§ ASSIGNMENT
For this task, every record below must be reproduced exactly.

--- DATA LISTING Enclosed Below ---

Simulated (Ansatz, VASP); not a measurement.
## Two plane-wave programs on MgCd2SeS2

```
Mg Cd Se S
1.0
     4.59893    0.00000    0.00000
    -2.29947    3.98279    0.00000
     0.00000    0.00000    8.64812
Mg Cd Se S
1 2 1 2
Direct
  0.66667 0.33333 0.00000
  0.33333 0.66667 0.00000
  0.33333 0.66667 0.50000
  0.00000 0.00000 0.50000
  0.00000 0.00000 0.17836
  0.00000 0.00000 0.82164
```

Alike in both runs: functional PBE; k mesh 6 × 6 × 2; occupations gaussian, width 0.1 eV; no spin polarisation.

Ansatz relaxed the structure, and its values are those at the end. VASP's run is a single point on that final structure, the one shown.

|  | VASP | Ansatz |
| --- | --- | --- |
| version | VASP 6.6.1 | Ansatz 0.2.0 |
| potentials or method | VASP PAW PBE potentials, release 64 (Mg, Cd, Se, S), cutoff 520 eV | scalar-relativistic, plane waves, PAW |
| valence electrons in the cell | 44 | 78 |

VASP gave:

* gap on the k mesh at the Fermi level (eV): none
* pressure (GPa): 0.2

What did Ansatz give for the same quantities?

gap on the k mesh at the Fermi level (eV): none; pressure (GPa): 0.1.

--- End of Enclosed DATA LISTING ---

§ YOUR SOLUTION
Simulated (Ansatz, VASP); not a measurement.
## Two plane-wave programs on MgCd2SeS2

```
Mg Cd Se S
1.0
     4.59893    0.00000    0.00000
    -2.29947    3.98279    0.00000
     0.00000    0.00000    8.64812
Mg Cd Se S
1 2 1 2
Direct
  0.66667 0.33333 0.00000
  0.33333 0.66667 0.00000
  0.33333 0.66667 0.50000
  0.00000 0.00000 0.50000
  0.00000 0.00000 0.17836
  0.00000 0.00000 0.82164
```

Alike in both runs: functional PBE; k mesh 6 × 6 × 2; occupations gaussian, width 0.1 eV; no spin polarisation.

Ansatz relaxed the structure, and its values are those at the end. VASP's run is a single point on that final structure, the one shown.

|  | VASP | Ansatz |
| --- | --- | --- |
| version | VASP 6.6.1 | Ansatz 0.2.0 |
| potentials or method | VASP PAW PBE potentials, release 64 (Mg, Cd, Se, S), cutoff 520 eV | scalar-relativistic, plane waves, PAW |
| valence electrons in the cell | 44 | 78 |

VASP gave:

* gap on the k mesh at the Fermi level (eV): none
* pressure (GPa): 0.2

What did Ansatz give for the same quantities?

gap on the k mesh at the Fermi level (eV): none; pressure (GPa): 0.1.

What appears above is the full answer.